# TASK ITEM
The reply should hold every line of the data, unchanged and complete.

# DATA EXTRACT
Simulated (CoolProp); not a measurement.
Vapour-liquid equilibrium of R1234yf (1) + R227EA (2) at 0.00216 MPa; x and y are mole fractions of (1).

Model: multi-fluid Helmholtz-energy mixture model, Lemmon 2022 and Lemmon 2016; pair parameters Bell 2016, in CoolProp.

# ANSWER SECTION
Simulated (CoolProp); not a measurement.
Vapour-liquid equilibrium of R1234yf (1) + R227EA (2) at 0.00216 MPa; x and y are mole fractions of (1).

Model: multi-fluid Helmholtz-energy mixture model, Lemmon 2022 and Lemmon 2016; pair parameters Bell 2016, in CoolProp.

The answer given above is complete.